**Brief**: Set down the full listing exactly, character for character.

────

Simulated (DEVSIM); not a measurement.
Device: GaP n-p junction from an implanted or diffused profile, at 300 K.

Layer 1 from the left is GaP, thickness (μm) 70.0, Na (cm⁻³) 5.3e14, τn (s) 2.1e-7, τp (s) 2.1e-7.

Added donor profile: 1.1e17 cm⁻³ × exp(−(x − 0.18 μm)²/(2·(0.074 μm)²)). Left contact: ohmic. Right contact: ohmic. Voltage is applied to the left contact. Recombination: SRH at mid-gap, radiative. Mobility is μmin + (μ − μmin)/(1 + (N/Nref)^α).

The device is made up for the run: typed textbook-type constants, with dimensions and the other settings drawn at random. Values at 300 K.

────

**Task result**:
Simulated (DEVSIM); not a measurement.
Device: GaP n-p junction from an implanted or diffused profile, at 300 K.

Layer 1 from the left is GaP, thickness (μm) 70.0, Na (cm⁻³) 5.3e14, τn (s) 2.1e-7, τp (s) 2.1e-7.

Added donor profile: 1.1e17 cm⁻³ × exp(−(x − 0.18 μm)²/(2·(0.074 μm)²)). Left contact: ohmic. Right contact: ohmic. Voltage is applied to the left contact. Recombination: SRH at mid-gap, radiative. Mobility is μmin + (μ − μmin)/(1 + (N/Nref)^α).

The device is made up for the run: typed textbook-type constants, with dimensions and the other settings drawn at random. Values at 300 K.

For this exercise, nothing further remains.